§ **Dataset**:
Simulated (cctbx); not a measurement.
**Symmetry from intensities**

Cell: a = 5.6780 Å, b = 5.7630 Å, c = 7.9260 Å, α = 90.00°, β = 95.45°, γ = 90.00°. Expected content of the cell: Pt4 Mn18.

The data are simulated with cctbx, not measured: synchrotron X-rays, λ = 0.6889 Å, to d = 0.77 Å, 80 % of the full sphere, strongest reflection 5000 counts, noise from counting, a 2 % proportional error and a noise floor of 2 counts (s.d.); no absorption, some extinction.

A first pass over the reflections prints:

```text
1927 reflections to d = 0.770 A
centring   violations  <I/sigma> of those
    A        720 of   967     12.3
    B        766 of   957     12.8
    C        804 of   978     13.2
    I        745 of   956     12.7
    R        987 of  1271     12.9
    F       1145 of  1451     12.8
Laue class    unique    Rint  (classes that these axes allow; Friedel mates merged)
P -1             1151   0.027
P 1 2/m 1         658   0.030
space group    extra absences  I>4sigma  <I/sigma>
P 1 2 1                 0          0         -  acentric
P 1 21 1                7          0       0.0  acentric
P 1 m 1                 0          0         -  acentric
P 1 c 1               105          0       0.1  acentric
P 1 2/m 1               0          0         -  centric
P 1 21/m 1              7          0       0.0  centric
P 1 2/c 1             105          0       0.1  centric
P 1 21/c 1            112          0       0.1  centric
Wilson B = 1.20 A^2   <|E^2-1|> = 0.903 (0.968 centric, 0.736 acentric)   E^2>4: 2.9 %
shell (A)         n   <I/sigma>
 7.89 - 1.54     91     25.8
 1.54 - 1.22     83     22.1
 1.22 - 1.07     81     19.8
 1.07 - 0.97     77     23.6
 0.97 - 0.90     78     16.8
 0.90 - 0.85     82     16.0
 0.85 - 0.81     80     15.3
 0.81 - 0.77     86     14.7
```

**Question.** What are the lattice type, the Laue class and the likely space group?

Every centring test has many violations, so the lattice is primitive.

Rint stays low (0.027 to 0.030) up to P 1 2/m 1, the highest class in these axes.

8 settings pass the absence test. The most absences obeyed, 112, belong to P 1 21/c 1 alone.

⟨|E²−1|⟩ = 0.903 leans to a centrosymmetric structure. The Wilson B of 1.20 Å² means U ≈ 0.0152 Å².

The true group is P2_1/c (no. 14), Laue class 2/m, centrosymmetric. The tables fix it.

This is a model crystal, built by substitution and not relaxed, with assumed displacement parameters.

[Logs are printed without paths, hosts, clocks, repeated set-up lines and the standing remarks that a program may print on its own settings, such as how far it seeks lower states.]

§ **Work item**:
Send back exactly the lines of the listing above starting at the one with "The true group" and ending at the one with "This is a model", inclusive, and no others.

§ **Written answer**:
The true group is P2_1/c (no. 14), Laue class 2/m, centrosymmetric. The tables fix it.

This is a model crystal, built by substitution and not relaxed, with assumed displacement parameters.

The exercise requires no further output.